• [Work task]
Would you quote the material below from its first line through the line containing "at what energy?", exactly and with both ends included?

• [Entries provided]
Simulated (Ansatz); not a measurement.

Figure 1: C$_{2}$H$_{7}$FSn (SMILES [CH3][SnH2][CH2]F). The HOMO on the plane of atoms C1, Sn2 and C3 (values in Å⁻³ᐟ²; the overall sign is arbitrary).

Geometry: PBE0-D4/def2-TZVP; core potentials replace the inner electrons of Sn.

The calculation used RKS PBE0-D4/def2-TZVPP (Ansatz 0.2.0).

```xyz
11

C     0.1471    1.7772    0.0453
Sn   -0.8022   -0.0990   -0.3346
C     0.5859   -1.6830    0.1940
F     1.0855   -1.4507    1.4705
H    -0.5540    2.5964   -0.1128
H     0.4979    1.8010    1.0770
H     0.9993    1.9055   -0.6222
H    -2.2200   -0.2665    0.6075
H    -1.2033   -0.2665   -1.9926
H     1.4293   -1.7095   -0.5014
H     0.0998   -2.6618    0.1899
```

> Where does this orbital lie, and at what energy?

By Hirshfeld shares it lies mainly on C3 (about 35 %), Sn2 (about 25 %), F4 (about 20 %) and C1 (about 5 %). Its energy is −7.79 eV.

• [Task answer]
Simulated (Ansatz); not a measurement.

Figure 1: C$_{2}$H$_{7}$FSn (SMILES [CH3][SnH2][CH2]F). The HOMO on the plane of atoms C1, Sn2 and C3 (values in Å⁻³ᐟ²; the overall sign is arbitrary).

Geometry: PBE0-D4/def2-TZVP; core potentials replace the inner electrons of Sn.

The calculation used RKS PBE0-D4/def2-TZVPP (Ansatz 0.2.0).

```xyz
11

C     0.1471    1.7772    0.0453
Sn   -0.8022   -0.0990   -0.3346
C     0.5859   -1.6830    0.1940
F     1.0855   -1.4507    1.4705
H    -0.5540    2.5964   -0.1128
H     0.4979    1.8010    1.0770
H     0.9993    1.9055   -0.6222
H    -2.2200   -0.2665    0.6075
H    -1.2033   -0.2665   -1.9926
H     1.4293   -1.7095   -0.5014
H     0.0998   -2.6618    0.1899
```

> Where does this orbital lie, and at what energy?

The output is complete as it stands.